Raw data
──────────────────────────────
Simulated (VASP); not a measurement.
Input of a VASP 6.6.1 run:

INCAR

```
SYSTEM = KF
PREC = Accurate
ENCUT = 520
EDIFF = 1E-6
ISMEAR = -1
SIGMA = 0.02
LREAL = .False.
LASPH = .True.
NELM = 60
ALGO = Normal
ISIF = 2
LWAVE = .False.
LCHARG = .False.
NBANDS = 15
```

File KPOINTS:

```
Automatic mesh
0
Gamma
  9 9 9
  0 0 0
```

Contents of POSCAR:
──────────────────────────────

Exercise
Print all the data exactly as shown above.

Worked solution
Simulated (VASP); not a measurement.
Input of a VASP 6.6.1 run:

INCAR

```
SYSTEM = KF
PREC = Accurate
ENCUT = 520
EDIFF = 1E-6
ISMEAR = -1
SIGMA = 0.02
LREAL = .False.
LASPH = .True.
NELM = 60
ALGO = Normal
ISIF = 2
LWAVE = .False.
LCHARG = .False.
NBANDS = 15
```

File KPOINTS:

```
Automatic mesh
0
Gamma
  9 9 9
  0 0 0
```

Contents of POSCAR:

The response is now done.